Task item:
In the listing below, find the line with "A metal: 1 spin-up", then repeat exactly every line from the top through that one.

Provided material:
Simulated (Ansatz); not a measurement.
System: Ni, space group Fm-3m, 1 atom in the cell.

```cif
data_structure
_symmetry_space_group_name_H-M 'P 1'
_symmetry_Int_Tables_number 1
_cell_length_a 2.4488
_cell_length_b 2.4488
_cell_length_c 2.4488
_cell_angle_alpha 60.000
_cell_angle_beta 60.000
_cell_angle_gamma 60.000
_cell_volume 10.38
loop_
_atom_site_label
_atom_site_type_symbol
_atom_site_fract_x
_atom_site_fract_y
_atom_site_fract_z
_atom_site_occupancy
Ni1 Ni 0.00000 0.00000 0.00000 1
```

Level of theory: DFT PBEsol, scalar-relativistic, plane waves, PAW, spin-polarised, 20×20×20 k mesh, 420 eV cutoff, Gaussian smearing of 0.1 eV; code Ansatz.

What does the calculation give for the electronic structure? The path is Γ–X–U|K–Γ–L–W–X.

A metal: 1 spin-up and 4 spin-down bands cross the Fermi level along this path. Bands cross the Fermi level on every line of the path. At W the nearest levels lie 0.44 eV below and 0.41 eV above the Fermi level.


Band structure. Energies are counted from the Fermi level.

Task output:
Simulated (Ansatz); not a measurement.
System: Ni, space group Fm-3m, 1 atom in the cell.

```cif
data_structure
_symmetry_space_group_name_H-M 'P 1'
_symmetry_Int_Tables_number 1
_cell_length_a 2.4488
_cell_length_b 2.4488
_cell_length_c 2.4488
_cell_angle_alpha 60.000
_cell_angle_beta 60.000
_cell_angle_gamma 60.000
_cell_volume 10.38
loop_
_atom_site_label
_atom_site_type_symbol
_atom_site_fract_x
_atom_site_fract_y
_atom_site_fract_z
_atom_site_occupancy
Ni1 Ni 0.00000 0.00000 0.00000 1
```

Level of theory: DFT PBEsol, scalar-relativistic, plane waves, PAW, spin-polarised, 20×20×20 k mesh, 420 eV cutoff, Gaussian smearing of 0.1 eV; code Ansatz.

What does the calculation give for the electronic structure? The path is Γ–X–U|K–Γ–L–W–X.

A metal: 1 spin-up and 4 spin-down bands cross the Fermi level along this path. Bands cross the Fermi level on every line of the path. At W the nearest levels lie 0.44 eV below and 0.41 eV above the Fermi level.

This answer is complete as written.